From the records below, set down exactly the lines starting with the line that contains "A ball-and-stick model" and going on through the line that contains "Case: lonsdaleite type (P6_3/mmc, No. 194).". Nothing else is wanted.

*** DATASET EXTRACT Section Begins ***

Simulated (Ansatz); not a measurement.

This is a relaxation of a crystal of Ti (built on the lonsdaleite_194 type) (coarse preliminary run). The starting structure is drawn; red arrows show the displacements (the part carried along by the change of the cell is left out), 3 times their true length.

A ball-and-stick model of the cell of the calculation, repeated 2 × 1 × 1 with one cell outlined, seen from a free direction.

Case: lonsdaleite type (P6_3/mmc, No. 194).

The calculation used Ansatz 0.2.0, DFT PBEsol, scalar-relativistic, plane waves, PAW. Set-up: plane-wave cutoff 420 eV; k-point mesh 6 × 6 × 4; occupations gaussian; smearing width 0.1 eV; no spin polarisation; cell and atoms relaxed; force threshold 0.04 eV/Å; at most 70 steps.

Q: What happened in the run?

*** DATASET EXTRACT Section Ends ***

> YOUR SOLUTION:
A ball-and-stick model of the cell of the calculation, repeated 2 × 1 × 1 with one cell outlined, seen from a free direction.

Case: lonsdaleite type (P6_3/mmc, No. 194).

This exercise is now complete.